▸ **WORK ORDER**
Could you output the complete listing given below exactly?

*** MATERIAL SUPPLIED ***

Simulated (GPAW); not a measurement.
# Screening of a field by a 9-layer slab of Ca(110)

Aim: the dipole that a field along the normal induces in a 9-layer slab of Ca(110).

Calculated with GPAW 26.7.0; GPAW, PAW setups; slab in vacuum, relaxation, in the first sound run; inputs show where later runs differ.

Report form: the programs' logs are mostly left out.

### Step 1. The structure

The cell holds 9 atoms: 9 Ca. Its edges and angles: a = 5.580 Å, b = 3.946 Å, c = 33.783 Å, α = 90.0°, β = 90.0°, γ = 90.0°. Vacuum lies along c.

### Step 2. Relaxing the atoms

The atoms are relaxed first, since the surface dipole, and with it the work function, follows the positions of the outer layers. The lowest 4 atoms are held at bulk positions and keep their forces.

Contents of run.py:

*** End of MATERIAL SUPPLIED ***

▸ **YOUR RESPONSE**
Simulated (GPAW); not a measurement.
# Screening of a field by a 9-layer slab of Ca(110)

Aim: the dipole that a field along the normal induces in a 9-layer slab of Ca(110).

Calculated with GPAW 26.7.0; GPAW, PAW setups; slab in vacuum, relaxation, in the first sound run; inputs show where later runs differ.

Report form: the programs' logs are mostly left out.

### Step 1. The structure

The cell holds 9 atoms: 9 Ca. Its edges and angles: a = 5.580 Å, b = 3.946 Å, c = 33.783 Å, α = 90.0°, β = 90.0°, γ = 90.0°. Vacuum lies along c.

### Step 2. Relaxing the atoms

The atoms are relaxed first, since the surface dipole, and with it the work function, follows the positions of the outer layers. The lowest 4 atoms are held at bulk positions and keep their forces.

Contents of run.py:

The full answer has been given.